Dataset extract
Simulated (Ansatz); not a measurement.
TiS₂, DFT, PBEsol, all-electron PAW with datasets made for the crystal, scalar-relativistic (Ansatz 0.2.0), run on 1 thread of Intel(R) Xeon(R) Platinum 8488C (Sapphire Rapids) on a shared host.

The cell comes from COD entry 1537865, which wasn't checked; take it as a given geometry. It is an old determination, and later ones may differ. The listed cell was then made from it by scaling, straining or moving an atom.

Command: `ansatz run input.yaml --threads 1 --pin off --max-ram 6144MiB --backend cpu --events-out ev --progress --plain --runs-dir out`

Action item
Once you find the line containing "The cell comes", stop: reproduce exactly that line and every line of the data before it, and nothing else.

Answer box
Simulated (Ansatz); not a measurement.
TiS₂, DFT, PBEsol, all-electron PAW with datasets made for the crystal, scalar-relativistic (Ansatz 0.2.0), run on 1 thread of Intel(R) Xeon(R) Platinum 8488C (Sapphire Rapids) on a shared host.

The cell comes from COD entry 1537865, which wasn't checked; take it as a given geometry. It is an old determination, and later ones may differ. The listed cell was then made from it by scaling, straining or moving an atom.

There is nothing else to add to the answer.